*ASSIGNMENT*. Would you output the whole listing below, exactly as it reads?

SUPPLIED INFORMATION START

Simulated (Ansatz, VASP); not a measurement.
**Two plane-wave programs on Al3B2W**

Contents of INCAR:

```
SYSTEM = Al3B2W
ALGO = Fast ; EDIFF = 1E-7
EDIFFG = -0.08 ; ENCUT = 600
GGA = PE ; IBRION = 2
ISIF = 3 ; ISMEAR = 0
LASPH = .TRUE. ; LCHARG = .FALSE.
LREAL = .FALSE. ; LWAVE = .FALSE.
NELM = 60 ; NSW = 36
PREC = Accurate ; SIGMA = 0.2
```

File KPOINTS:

SUPPLIED INFORMATION END

*REPLY*.
Simulated (Ansatz, VASP); not a measurement.
**Two plane-wave programs on Al3B2W**

Contents of INCAR:

```
SYSTEM = Al3B2W
ALGO = Fast ; EDIFF = 1E-7
EDIFFG = -0.08 ; ENCUT = 600
GGA = PE ; IBRION = 2
ISIF = 3 ; ISMEAR = 0
LASPH = .TRUE. ; LCHARG = .FALSE.
LREAL = .FALSE. ; LWAVE = .FALSE.
NELM = 60 ; NSW = 36
PREC = Accurate ; SIGMA = 0.2
```

File KPOINTS:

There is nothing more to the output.